# REQUIREMENT
Keep every character as it is and output all of the records.

# ENTRIES SHOWN
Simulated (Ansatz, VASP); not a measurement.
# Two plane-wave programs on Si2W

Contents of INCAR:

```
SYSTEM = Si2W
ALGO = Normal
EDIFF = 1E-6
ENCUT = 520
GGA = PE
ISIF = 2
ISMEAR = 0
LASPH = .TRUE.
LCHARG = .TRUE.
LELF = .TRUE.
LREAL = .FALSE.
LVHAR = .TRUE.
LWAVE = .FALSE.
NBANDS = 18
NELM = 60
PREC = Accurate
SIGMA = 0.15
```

# TASK ANSWER
Simulated (Ansatz, VASP); not a measurement.
# Two plane-wave programs on Si2W

Contents of INCAR:

```
SYSTEM = Si2W
ALGO = Normal
EDIFF = 1E-6
ENCUT = 520
GGA = PE
ISIF = 2
ISMEAR = 0
LASPH = .TRUE.
LCHARG = .TRUE.
LELF = .TRUE.
LREAL = .FALSE.
LVHAR = .TRUE.
LWAVE = .FALSE.
NBANDS = 18
NELM = 60
PREC = Accurate
SIGMA = 0.15
```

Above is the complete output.